=== Data under study ===

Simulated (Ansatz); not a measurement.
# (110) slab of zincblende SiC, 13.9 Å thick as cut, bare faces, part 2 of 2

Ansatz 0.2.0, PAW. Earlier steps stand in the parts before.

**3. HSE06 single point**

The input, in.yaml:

===

_Assigned task_
The material above is to be transcribed in full, exactly as it stands.

_Your response_
Simulated (Ansatz); not a measurement.
# (110) slab of zincblende SiC, 13.9 Å thick as cut, bare faces, part 2 of 2

Ansatz 0.2.0, PAW. Earlier steps stand in the parts before.

**3. HSE06 single point**

The input, in.yaml:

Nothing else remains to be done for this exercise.